The answer must consist of every record below, reproduced exactly.

Start of Block

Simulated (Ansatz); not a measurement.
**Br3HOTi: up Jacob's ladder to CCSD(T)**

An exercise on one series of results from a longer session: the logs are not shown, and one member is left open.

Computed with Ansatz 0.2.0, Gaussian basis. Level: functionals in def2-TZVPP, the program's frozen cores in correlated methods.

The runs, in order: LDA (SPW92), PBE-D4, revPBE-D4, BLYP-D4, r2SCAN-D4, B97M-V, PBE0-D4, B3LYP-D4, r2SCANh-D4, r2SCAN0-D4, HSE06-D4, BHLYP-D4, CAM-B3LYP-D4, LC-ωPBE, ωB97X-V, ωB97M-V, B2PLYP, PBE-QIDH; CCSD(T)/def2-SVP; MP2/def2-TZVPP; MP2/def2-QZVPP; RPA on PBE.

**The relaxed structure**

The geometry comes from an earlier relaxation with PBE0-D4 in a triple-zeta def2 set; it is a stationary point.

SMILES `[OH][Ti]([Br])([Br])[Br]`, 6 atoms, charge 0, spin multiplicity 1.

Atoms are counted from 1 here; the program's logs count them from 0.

End of Block

*WRITTEN RESPONSE*
Simulated (Ansatz); not a measurement.
**Br3HOTi: up Jacob's ladder to CCSD(T)**

An exercise on one series of results from a longer session: the logs are not shown, and one member is left open.

Computed with Ansatz 0.2.0, Gaussian basis. Level: functionals in def2-TZVPP, the program's frozen cores in correlated methods.

The runs, in order: LDA (SPW92), PBE-D4, revPBE-D4, BLYP-D4, r2SCAN-D4, B97M-V, PBE0-D4, B3LYP-D4, r2SCANh-D4, r2SCAN0-D4, HSE06-D4, BHLYP-D4, CAM-B3LYP-D4, LC-ωPBE, ωB97X-V, ωB97M-V, B2PLYP, PBE-QIDH; CCSD(T)/def2-SVP; MP2/def2-TZVPP; MP2/def2-QZVPP; RPA on PBE.

**The relaxed structure**

The geometry comes from an earlier relaxation with PBE0-D4 in a triple-zeta def2 set; it is a stationary point.

SMILES `[OH][Ti]([Br])([Br])[Br]`, 6 atoms, charge 0, spin multiplicity 1.

Atoms are counted from 1 here; the program's logs count them from 0.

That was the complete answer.